_ASSIGNMENT_
Below are records; write all of them out exactly.

EXCERPTED DATA section start
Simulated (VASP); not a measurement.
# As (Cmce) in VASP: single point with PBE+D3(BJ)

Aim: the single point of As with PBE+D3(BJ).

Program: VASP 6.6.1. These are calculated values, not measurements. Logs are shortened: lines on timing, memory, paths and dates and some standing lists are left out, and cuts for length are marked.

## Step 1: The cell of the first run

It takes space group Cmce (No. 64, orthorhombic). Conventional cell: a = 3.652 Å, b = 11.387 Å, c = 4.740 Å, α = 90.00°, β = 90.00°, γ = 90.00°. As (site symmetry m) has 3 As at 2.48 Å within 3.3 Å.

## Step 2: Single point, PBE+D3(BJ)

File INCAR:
EXCERPTED DATA section end

_EXERCISE OUTPUT_
Simulated (VASP); not a measurement.
# As (Cmce) in VASP: single point with PBE+D3(BJ)

Aim: the single point of As with PBE+D3(BJ).

Program: VASP 6.6.1. These are calculated values, not measurements. Logs are shortened: lines on timing, memory, paths and dates and some standing lists are left out, and cuts for length are marked.

## Step 1: The cell of the first run

It takes space group Cmce (No. 64, orthorhombic). Conventional cell: a = 3.652 Å, b = 11.387 Å, c = 4.740 Å, α = 90.00°, β = 90.00°, γ = 90.00°. As (site symmetry m) has 3 As at 2.48 Å within 3.3 Å.

## Step 2: Single point, PBE+D3(BJ)

File INCAR:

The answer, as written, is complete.